====== DATA SUPPLIED
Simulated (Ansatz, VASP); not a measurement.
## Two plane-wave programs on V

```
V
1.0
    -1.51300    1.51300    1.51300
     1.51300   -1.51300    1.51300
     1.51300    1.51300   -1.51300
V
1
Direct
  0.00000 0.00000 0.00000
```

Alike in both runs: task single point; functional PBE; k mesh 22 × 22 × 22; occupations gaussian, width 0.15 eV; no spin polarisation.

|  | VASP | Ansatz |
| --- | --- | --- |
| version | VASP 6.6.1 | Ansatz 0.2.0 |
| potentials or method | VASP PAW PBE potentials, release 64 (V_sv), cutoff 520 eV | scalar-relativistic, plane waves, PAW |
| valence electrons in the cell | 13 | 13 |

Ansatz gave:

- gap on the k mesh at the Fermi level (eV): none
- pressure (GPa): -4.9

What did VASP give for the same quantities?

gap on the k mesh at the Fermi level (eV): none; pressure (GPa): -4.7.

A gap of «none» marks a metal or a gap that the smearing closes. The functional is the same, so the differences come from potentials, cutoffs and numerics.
============

◆ WORK ORDER:
Within the material above, extract exactly the lines that start at the line containing "- pressure (GPa): -4.9" and stop after the line containing "gap on the k mesh at the Fermi level (eV): none;", and only those.

◆ REPLY:
- pressure (GPa): -4.9

What did VASP give for the same quantities?

gap on the k mesh at the Fermi level (eV): none; pressure (GPa): -4.7.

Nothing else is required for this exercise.